=== TASK ITEM ===
The full listing must be reproduced exactly as given.

(EXERCISE DATA Opens)

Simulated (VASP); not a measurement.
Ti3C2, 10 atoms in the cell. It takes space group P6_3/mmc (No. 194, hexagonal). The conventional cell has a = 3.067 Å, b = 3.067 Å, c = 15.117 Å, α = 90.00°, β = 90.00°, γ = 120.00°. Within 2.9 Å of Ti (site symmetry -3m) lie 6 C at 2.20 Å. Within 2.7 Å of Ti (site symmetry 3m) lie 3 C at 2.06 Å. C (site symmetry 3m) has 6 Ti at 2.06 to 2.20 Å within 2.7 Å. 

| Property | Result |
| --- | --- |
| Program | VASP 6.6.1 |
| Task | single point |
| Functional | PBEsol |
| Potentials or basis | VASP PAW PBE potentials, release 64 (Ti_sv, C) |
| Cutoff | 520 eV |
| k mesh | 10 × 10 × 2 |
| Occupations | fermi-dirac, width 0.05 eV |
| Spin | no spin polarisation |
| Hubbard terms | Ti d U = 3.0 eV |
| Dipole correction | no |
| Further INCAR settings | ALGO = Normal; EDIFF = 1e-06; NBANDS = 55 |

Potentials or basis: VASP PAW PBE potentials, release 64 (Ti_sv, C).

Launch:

(EXERCISE DATA Closes)

=== YOUR RESPONSE ===
Simulated (VASP); not a measurement.
Ti3C2, 10 atoms in the cell. It takes space group P6_3/mmc (No. 194, hexagonal). The conventional cell has a = 3.067 Å, b = 3.067 Å, c = 15.117 Å, α = 90.00°, β = 90.00°, γ = 120.00°. Within 2.9 Å of Ti (site symmetry -3m) lie 6 C at 2.20 Å. Within 2.7 Å of Ti (site symmetry 3m) lie 3 C at 2.06 Å. C (site symmetry 3m) has 6 Ti at 2.06 to 2.20 Å within 2.7 Å. 

| Property | Result |
| --- | --- |
| Program | VASP 6.6.1 |
| Task | single point |
| Functional | PBEsol |
| Potentials or basis | VASP PAW PBE potentials, release 64 (Ti_sv, C) |
| Cutoff | 520 eV |
| k mesh | 10 × 10 × 2 |
| Occupations | fermi-dirac, width 0.05 eV |
| Spin | no spin polarisation |
| Hubbard terms | Ti d U = 3.0 eV |
| Dipole correction | no |
| Further INCAR settings | ALGO = Normal; EDIFF = 1e-06; NBANDS = 55 |

Potentials or basis: VASP PAW PBE potentials, release 64 (Ti_sv, C).

Launch:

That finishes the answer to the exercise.